_DATA SHOWN_:
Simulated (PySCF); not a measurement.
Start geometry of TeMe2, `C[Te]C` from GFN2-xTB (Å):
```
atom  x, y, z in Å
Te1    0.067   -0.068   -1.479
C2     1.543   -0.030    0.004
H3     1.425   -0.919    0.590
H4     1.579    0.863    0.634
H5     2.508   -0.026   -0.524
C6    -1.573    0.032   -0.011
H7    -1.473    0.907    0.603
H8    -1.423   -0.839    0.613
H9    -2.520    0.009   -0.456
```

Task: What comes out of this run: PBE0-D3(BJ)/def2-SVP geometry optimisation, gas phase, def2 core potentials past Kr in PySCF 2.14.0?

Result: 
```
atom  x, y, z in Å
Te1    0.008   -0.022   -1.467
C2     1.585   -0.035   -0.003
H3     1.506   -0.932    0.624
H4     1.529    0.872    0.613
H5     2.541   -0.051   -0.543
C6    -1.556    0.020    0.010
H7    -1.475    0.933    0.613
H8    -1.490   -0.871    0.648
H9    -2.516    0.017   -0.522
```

_WORK TASK_:
Copy out each record word for word.

_ANSWER SECTION_:
Simulated (PySCF); not a measurement.
Start geometry of TeMe2, `C[Te]C` from GFN2-xTB (Å):
```
atom  x, y, z in Å
Te1    0.067   -0.068   -1.479
C2     1.543   -0.030    0.004
H3     1.425   -0.919    0.590
H4     1.579    0.863    0.634
H5     2.508   -0.026   -0.524
C6    -1.573    0.032   -0.011
H7    -1.473    0.907    0.603
H8    -1.423   -0.839    0.613
H9    -2.520    0.009   -0.456
```

Task: What comes out of this run: PBE0-D3(BJ)/def2-SVP geometry optimisation, gas phase, def2 core potentials past Kr in PySCF 2.14.0?

Result: 
```
atom  x, y, z in Å
Te1    0.008   -0.022   -1.467
C2     1.585   -0.035   -0.003
H3     1.506   -0.932    0.624
H4     1.529    0.872    0.613
H5     2.541   -0.051   -0.543
C6    -1.556    0.020    0.010
H7    -1.475    0.933    0.613
H8    -1.490   -0.871    0.648
H9    -2.516    0.017   -0.522
```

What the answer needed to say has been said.